INFORMATION PROVIDED:
····················
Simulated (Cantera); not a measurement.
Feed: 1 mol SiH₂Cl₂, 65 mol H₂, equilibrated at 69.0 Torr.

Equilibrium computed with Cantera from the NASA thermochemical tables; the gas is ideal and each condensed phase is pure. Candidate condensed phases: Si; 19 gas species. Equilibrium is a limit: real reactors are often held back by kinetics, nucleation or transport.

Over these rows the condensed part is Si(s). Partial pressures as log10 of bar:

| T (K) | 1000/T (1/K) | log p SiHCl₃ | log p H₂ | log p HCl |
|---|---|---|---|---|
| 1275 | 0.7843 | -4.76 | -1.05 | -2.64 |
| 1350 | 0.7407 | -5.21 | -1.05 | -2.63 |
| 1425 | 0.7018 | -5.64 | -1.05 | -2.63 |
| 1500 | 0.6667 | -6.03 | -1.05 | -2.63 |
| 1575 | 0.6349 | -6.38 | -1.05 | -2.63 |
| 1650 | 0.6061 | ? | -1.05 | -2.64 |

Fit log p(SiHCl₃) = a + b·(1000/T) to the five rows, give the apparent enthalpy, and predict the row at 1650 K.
····················

Set down, exactly as they appear, the lines above from the first one to the line that holds "Over these rows", both included, please, and no others.

Simulated (Cantera); not a measurement.
Feed: 1 mol SiH₂Cl₂, 65 mol H₂, equilibrated at 69.0 Torr.

Equilibrium computed with Cantera from the NASA thermochemical tables; the gas is ideal and each condensed phase is pure. Candidate condensed phases: Si; 19 gas species. Equilibrium is a limit: real reactors are often held back by kinetics, nucleation or transport.

Over these rows the condensed part is Si(s). Partial pressures as log10 of bar:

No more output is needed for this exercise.